● ● ●

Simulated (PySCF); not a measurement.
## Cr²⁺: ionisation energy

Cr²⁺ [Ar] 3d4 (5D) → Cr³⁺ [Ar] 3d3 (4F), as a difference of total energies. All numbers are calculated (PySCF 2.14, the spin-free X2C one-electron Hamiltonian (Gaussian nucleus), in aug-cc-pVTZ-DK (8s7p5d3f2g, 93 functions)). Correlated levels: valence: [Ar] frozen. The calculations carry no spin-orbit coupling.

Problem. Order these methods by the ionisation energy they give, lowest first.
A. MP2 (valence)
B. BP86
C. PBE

● ● ●

● Work order
Return each line of the data exactly as written above.

● Written solution
Simulated (PySCF); not a measurement.
## Cr²⁺: ionisation energy

Cr²⁺ [Ar] 3d4 (5D) → Cr³⁺ [Ar] 3d3 (4F), as a difference of total energies. All numbers are calculated (PySCF 2.14, the spin-free X2C one-electron Hamiltonian (Gaussian nucleus), in aug-cc-pVTZ-DK (8s7p5d3f2g, 93 functions)). Correlated levels: valence: [Ar] frozen. The calculations carry no spin-orbit coupling.

Problem. Order these methods by the ionisation energy they give, lowest first.
A. MP2 (valence)
B. BP86
C. PBE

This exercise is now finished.